· · · · · · ·

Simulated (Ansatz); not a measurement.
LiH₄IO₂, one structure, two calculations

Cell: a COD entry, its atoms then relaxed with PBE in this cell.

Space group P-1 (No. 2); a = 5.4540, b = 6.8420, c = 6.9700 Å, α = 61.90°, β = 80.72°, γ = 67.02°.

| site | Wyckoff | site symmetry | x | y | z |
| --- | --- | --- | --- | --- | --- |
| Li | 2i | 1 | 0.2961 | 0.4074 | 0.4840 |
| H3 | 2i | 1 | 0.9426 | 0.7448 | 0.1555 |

· · · · · · ·

Please copy out each entry exactly as it appears above.

Simulated (Ansatz); not a measurement.
LiH₄IO₂, one structure, two calculations

Cell: a COD entry, its atoms then relaxed with PBE in this cell.

Space group P-1 (No. 2); a = 5.4540, b = 6.8420, c = 6.9700 Å, α = 61.90°, β = 80.72°, γ = 67.02°.

| site | Wyckoff | site symmetry | x | y | z |
| --- | --- | --- | --- | --- | --- |
| Li | 2i | 1 | 0.2961 | 0.4074 | 0.4840 |
| H3 | 2i | 1 | 0.9426 | 0.7448 | 0.1555 |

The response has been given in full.